**Data for analysis**
_ _ _ _ _

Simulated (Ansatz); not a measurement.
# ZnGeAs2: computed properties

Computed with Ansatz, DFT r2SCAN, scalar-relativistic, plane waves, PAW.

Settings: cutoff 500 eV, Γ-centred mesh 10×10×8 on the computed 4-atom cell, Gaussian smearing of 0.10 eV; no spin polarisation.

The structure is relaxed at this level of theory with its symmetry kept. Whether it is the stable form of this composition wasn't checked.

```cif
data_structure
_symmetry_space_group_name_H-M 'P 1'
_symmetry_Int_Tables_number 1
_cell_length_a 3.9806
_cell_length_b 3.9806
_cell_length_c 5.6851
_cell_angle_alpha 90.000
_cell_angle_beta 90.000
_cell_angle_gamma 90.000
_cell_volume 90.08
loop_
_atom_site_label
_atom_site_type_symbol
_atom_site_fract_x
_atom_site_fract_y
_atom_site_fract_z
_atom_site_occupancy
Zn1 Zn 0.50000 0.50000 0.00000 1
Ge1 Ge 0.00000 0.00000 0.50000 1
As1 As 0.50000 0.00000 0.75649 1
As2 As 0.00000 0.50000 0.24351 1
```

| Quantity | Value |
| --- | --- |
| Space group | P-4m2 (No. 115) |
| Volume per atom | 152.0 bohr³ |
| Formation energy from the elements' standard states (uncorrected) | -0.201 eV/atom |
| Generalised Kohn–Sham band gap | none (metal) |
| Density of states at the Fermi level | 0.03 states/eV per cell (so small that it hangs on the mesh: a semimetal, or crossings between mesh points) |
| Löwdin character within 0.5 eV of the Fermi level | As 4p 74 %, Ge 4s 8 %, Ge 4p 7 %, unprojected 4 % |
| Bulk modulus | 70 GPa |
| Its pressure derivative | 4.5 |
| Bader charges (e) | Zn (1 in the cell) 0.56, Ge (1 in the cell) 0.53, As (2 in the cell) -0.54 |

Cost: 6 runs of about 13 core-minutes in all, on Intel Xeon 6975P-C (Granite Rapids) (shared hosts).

_ _ _ _ _

**Work request**
A verbatim transcription is needed of the lines above, starting at the line with "Quantity | Value |" and ending at the line with "cell) -0.54 |", both included, and of nothing else.

**Problem solution**
| Quantity | Value |
| --- | --- |
| Space group | P-4m2 (No. 115) |
| Volume per atom | 152.0 bohr³ |
| Formation energy from the elements' standard states (uncorrected) | -0.201 eV/atom |
| Generalised Kohn–Sham band gap | none (metal) |
| Density of states at the Fermi level | 0.03 states/eV per cell (so small that it hangs on the mesh: a semimetal, or crossings between mesh points) |
| Löwdin character within 0.5 eV of the Fermi level | As 4p 74 %, Ge 4s 8 %, Ge 4p 7 %, unprojected 4 % |
| Bulk modulus | 70 GPa |
| Its pressure derivative | 4.5 |
| Bader charges (e) | Zn (1 in the cell) 0.56, Ge (1 in the cell) 0.53, As (2 in the cell) -0.54 |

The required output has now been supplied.